The records must be repeated exactly and in their entirety.

/---

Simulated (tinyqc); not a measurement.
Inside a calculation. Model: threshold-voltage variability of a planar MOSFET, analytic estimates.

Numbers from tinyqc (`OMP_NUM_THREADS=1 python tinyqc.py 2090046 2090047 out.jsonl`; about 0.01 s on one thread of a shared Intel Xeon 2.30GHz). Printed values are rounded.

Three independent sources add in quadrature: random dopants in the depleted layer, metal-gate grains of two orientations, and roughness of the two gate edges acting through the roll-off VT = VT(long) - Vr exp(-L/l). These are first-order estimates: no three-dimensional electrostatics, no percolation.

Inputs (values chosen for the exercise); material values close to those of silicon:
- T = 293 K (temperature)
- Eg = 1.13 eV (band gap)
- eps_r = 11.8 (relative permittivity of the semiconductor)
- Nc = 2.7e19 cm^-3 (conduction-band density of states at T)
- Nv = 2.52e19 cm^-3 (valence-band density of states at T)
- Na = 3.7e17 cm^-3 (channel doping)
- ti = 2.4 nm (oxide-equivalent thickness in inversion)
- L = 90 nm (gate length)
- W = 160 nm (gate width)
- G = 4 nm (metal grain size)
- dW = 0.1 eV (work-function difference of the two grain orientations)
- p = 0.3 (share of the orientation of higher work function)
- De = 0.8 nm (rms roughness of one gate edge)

\---

**Written solution**:
Simulated (tinyqc); not a measurement.
Inside a calculation. Model: threshold-voltage variability of a planar MOSFET, analytic estimates.

Numbers from tinyqc (`OMP_NUM_THREADS=1 python tinyqc.py 2090046 2090047 out.jsonl`; about 0.01 s on one thread of a shared Intel Xeon 2.30GHz). Printed values are rounded.

Three independent sources add in quadrature: random dopants in the depleted layer, metal-gate grains of two orientations, and roughness of the two gate edges acting through the roll-off VT = VT(long) - Vr exp(-L/l). These are first-order estimates: no three-dimensional electrostatics, no percolation.

Inputs (values chosen for the exercise); material values close to those of silicon:
- T = 293 K (temperature)
- Eg = 1.13 eV (band gap)
- eps_r = 11.8 (relative permittivity of the semiconductor)
- Nc = 2.7e19 cm^-3 (conduction-band density of states at T)
- Nv = 2.52e19 cm^-3 (valence-band density of states at T)
- Na = 3.7e17 cm^-3 (channel doping)
- ti = 2.4 nm (oxide-equivalent thickness in inversion)
- L = 90 nm (gate length)
- W = 160 nm (gate width)
- G = 4 nm (metal grain size)
- dW = 0.1 eV (work-function difference of the two grain orientations)
- p = 0.3 (share of the orientation of higher work function)
- De = 0.8 nm (rms roughness of one gate edge)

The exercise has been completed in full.